START Provided material

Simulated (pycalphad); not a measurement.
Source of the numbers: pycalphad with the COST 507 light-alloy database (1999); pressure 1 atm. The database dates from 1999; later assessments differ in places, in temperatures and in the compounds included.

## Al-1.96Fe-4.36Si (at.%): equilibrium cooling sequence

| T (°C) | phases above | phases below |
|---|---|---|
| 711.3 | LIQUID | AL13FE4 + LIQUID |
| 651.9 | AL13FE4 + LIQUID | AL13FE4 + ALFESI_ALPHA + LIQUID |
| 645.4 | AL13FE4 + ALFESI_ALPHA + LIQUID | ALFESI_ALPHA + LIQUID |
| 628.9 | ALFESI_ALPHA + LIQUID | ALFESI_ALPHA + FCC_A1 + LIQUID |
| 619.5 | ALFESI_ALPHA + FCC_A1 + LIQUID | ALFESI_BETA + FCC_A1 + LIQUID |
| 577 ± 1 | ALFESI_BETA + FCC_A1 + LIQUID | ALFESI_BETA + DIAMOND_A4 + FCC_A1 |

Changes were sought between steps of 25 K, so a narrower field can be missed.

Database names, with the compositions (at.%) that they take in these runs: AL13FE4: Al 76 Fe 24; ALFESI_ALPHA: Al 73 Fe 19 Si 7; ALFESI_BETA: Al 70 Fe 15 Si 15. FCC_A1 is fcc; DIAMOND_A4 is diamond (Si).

END Provided material

(Work item): Give back exactly the lines of the listing above, starting with its first line and ending with the line that holds "Changes were sought".

(Answer space):
Simulated (pycalphad); not a measurement.
Source of the numbers: pycalphad with the COST 507 light-alloy database (1999); pressure 1 atm. The database dates from 1999; later assessments differ in places, in temperatures and in the compounds included.

## Al-1.96Fe-4.36Si (at.%): equilibrium cooling sequence

| T (°C) | phases above | phases below |
|---|---|---|
| 711.3 | LIQUID | AL13FE4 + LIQUID |
| 651.9 | AL13FE4 + LIQUID | AL13FE4 + ALFESI_ALPHA + LIQUID |
| 645.4 | AL13FE4 + ALFESI_ALPHA + LIQUID | ALFESI_ALPHA + LIQUID |
| 628.9 | ALFESI_ALPHA + LIQUID | ALFESI_ALPHA + FCC_A1 + LIQUID |
| 619.5 | ALFESI_ALPHA + FCC_A1 + LIQUID | ALFESI_BETA + FCC_A1 + LIQUID |
| 577 ± 1 | ALFESI_BETA + FCC_A1 + LIQUID | ALFESI_BETA + DIAMOND_A4 + FCC_A1 |

Changes were sought between steps of 25 K, so a narrower field can be missed.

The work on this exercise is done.